▼

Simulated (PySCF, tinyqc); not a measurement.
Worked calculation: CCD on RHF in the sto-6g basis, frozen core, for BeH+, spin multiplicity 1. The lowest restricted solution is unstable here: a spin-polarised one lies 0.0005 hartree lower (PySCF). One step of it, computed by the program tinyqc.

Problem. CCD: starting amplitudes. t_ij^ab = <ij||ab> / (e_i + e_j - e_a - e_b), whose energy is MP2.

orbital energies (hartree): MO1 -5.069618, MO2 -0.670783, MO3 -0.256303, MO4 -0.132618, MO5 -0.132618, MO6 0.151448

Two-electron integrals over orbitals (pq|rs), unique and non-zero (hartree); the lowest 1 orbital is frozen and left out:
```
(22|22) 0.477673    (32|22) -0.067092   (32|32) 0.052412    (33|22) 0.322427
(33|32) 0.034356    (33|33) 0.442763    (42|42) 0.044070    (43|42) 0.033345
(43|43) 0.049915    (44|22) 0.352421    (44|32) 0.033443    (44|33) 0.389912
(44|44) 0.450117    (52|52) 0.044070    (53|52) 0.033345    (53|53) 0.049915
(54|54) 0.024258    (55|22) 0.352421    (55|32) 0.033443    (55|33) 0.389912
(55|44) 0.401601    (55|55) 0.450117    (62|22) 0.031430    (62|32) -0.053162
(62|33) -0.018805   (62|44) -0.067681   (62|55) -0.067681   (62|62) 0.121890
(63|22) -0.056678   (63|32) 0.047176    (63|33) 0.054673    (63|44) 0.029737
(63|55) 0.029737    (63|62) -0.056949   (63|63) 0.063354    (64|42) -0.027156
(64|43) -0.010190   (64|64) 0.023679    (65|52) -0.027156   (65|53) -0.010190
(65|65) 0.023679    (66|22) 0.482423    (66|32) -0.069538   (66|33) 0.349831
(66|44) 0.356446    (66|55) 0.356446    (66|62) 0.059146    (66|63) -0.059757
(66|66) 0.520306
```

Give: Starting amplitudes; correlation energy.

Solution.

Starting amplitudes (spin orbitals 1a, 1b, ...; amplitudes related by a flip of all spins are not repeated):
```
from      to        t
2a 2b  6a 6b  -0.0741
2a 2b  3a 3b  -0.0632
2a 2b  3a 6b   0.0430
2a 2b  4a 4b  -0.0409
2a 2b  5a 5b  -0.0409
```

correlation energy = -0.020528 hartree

▲

### [WORK ORDER]
Please transcribe the data above without changes, from its first line to its "Worked calculation: CCD" line, and leave out anything past that.

### [RESPONSE BOX]
Simulated (PySCF, tinyqc); not a measurement.
Worked calculation: CCD on RHF in the sto-6g basis, frozen core, for BeH+, spin multiplicity 1. The lowest restricted solution is unstable here: a spin-polarised one lies 0.0005 hartree lower (PySCF). One step of it, computed by the program tinyqc.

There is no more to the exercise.